▼

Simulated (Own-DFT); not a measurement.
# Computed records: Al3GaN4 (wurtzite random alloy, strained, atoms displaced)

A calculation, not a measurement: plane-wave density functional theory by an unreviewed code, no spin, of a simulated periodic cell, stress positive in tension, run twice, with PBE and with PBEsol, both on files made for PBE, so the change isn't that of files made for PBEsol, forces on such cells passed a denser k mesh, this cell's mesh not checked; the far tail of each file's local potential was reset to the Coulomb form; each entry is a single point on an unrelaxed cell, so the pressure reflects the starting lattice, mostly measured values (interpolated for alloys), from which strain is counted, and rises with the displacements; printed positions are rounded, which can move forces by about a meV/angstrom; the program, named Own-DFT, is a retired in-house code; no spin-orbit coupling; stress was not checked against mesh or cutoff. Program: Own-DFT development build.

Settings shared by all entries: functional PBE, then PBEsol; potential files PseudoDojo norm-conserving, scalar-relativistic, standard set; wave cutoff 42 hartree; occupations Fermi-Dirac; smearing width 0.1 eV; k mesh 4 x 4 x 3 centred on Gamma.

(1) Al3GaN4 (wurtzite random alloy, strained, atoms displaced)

▲

= Required action =
In the listing above, find the line containing "A calculation, not" and the line containing "Settings shared by", then quote both, plus every line between them, exactly as written.

= Task answer =
A calculation, not a measurement: plane-wave density functional theory by an unreviewed code, no spin, of a simulated periodic cell, stress positive in tension, run twice, with PBE and with PBEsol, both on files made for PBE, so the change isn't that of files made for PBEsol, forces on such cells passed a denser k mesh, this cell's mesh not checked; the far tail of each file's local potential was reset to the Coulomb form; each entry is a single point on an unrelaxed cell, so the pressure reflects the starting lattice, mostly measured values (interpolated for alloys), from which strain is counted, and rises with the displacements; printed positions are rounded, which can move forces by about a meV/angstrom; the program, named Own-DFT, is a retired in-house code; no spin-orbit coupling; stress was not checked against mesh or cutoff. Program: Own-DFT development build.

Settings shared by all entries: functional PBE, then PBEsol; potential files PseudoDojo norm-conserving, scalar-relativistic, standard set; wave cutoff 42 hartree; occupations Fermi-Dirac; smearing width 0.1 eV; k mesh 4 x 4 x 3 centred on Gamma.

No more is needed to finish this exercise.